Exercise: Beginning with the first line, transcribe the entries below exactly through the line containing "B. N8 (nitrile", inclusive.

Material provided:
◇ ◇ ◇
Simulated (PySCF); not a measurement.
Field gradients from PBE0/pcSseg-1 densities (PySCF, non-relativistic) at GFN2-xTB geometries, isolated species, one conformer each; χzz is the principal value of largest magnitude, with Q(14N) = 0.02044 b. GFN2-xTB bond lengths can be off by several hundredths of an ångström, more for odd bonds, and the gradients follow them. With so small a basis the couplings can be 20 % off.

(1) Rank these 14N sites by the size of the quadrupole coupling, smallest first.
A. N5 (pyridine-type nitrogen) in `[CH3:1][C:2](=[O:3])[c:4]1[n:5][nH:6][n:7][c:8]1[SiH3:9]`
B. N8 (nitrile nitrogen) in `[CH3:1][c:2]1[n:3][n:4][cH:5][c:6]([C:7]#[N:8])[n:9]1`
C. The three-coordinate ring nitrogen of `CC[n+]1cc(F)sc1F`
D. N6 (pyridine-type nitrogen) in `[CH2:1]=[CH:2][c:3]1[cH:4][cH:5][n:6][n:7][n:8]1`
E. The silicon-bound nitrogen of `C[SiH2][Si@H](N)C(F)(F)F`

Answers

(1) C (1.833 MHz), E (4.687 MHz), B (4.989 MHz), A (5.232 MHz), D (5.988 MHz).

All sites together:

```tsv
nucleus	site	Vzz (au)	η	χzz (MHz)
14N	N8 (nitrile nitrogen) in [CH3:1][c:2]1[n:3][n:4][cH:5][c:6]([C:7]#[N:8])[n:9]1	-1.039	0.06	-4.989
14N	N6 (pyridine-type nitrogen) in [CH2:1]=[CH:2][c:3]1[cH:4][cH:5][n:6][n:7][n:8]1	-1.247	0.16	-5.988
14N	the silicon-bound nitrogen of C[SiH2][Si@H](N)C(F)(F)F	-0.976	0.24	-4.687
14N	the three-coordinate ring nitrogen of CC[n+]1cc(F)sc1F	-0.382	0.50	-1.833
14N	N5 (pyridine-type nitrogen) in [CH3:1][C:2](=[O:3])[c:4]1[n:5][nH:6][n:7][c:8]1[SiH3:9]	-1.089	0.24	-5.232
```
◇ ◇ ◇

Task response:
Simulated (PySCF); not a measurement.
Field gradients from PBE0/pcSseg-1 densities (PySCF, non-relativistic) at GFN2-xTB geometries, isolated species, one conformer each; χzz is the principal value of largest magnitude, with Q(14N) = 0.02044 b. GFN2-xTB bond lengths can be off by several hundredths of an ångström, more for odd bonds, and the gradients follow them. With so small a basis the couplings can be 20 % off.

(1) Rank these 14N sites by the size of the quadrupole coupling, smallest first.
A. N5 (pyridine-type nitrogen) in `[CH3:1][C:2](=[O:3])[c:4]1[n:5][nH:6][n:7][c:8]1[SiH3:9]`
B. N8 (nitrile nitrogen) in `[CH3:1][c:2]1[n:3][n:4][cH:5][c:6]([C:7]#[N:8])[n:9]1`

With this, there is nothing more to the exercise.